| Work request |
Extract each record and reproduce it exactly.

******************************

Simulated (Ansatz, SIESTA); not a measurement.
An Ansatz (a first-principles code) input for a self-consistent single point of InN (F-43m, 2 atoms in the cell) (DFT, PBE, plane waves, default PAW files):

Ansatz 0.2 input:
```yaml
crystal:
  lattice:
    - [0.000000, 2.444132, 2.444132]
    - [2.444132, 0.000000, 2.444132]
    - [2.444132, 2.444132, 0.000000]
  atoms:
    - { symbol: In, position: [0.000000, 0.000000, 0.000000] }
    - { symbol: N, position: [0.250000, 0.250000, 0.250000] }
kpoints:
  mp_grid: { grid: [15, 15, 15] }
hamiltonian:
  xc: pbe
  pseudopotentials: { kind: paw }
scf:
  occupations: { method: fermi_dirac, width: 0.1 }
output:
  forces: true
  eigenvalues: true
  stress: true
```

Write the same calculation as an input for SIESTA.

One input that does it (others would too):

******************************

| Exercise output |
Simulated (Ansatz, SIESTA); not a measurement.
An Ansatz (a first-principles code) input for a self-consistent single point of InN (F-43m, 2 atoms in the cell) (DFT, PBE, plane waves, default PAW files):

Ansatz 0.2 input:
```yaml
crystal:
  lattice:
    - [0.000000, 2.444132, 2.444132]
    - [2.444132, 0.000000, 2.444132]
    - [2.444132, 2.444132, 0.000000]
  atoms:
    - { symbol: In, position: [0.000000, 0.000000, 0.000000] }
    - { symbol: N, position: [0.250000, 0.250000, 0.250000] }
kpoints:
  mp_grid: { grid: [15, 15, 15] }
hamiltonian:
  xc: pbe
  pseudopotentials: { kind: paw }
scf:
  occupations: { method: fermi_dirac, width: 0.1 }
output:
  forces: true
  eigenvalues: true
  stress: true
```

Write the same calculation as an input for SIESTA.

One input that does it (others would too):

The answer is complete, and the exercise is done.